### [Dataset excerpts]
◇ ◇ ◇ ◇

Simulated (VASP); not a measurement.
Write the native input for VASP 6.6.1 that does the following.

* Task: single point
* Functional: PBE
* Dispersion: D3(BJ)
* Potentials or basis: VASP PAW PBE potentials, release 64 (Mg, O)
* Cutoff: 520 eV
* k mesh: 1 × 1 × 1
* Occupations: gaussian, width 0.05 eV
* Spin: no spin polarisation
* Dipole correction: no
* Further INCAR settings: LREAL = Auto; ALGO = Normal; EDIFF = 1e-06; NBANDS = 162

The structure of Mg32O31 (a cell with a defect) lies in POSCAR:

◇ ◇ ◇ ◇

Reproduce the entries exactly, but only from their first line to the line holding "NBANDS = 162", with that last line kept.

### [Response]
Simulated (VASP); not a measurement.
Write the native input for VASP 6.6.1 that does the following.

* Task: single point
* Functional: PBE
* Dispersion: D3(BJ)
* Potentials or basis: VASP PAW PBE potentials, release 64 (Mg, O)
* Cutoff: 520 eV
* k mesh: 1 × 1 × 1
* Occupations: gaussian, width 0.05 eV
* Spin: no spin polarisation
* Dipole correction: no
* Further INCAR settings: LREAL = Auto; ALGO = Normal; EDIFF = 1e-06; NBANDS = 162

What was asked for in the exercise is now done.